### INFORMATION PROVIDED
__________
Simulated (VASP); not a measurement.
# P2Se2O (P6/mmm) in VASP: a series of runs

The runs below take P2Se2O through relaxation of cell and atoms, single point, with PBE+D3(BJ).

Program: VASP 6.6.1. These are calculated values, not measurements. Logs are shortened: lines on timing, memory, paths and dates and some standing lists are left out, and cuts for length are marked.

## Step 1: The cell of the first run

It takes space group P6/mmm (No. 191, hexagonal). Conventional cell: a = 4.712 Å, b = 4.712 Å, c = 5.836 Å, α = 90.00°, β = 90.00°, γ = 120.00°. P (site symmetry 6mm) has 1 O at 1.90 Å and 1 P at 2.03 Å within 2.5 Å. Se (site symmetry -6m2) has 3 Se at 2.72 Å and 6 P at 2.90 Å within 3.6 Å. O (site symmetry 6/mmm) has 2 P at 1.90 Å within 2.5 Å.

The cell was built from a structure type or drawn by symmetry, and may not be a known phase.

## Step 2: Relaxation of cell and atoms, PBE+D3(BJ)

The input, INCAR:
__________

### WORK TASK
This exercise calls for the entries to be restated exactly.

### WORKED SOLUTION
Simulated (VASP); not a measurement.
# P2Se2O (P6/mmm) in VASP: a series of runs

The runs below take P2Se2O through relaxation of cell and atoms, single point, with PBE+D3(BJ).

Program: VASP 6.6.1. These are calculated values, not measurements. Logs are shortened: lines on timing, memory, paths and dates and some standing lists are left out, and cuts for length are marked.

## Step 1: The cell of the first run

It takes space group P6/mmm (No. 191, hexagonal). Conventional cell: a = 4.712 Å, b = 4.712 Å, c = 5.836 Å, α = 90.00°, β = 90.00°, γ = 120.00°. P (site symmetry 6mm) has 1 O at 1.90 Å and 1 P at 2.03 Å within 2.5 Å. Se (site symmetry -6m2) has 3 Se at 2.72 Å and 6 P at 2.90 Å within 3.6 Å. O (site symmetry 6/mmm) has 2 P at 1.90 Å within 2.5 Å.

The cell was built from a structure type or drawn by symmetry, and may not be a known phase.

## Step 2: Relaxation of cell and atoms, PBE+D3(BJ)

The input, INCAR:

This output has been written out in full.